## REQUIRED ACTION
Restate all the data word for word, leaving nothing out.

Content starts
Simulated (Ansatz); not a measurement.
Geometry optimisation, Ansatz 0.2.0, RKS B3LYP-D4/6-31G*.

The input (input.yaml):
Content ends

## WRITTEN RESPONSE
Simulated (Ansatz); not a measurement.
Geometry optimisation, Ansatz 0.2.0, RKS B3LYP-D4/6-31G*.

The input (input.yaml):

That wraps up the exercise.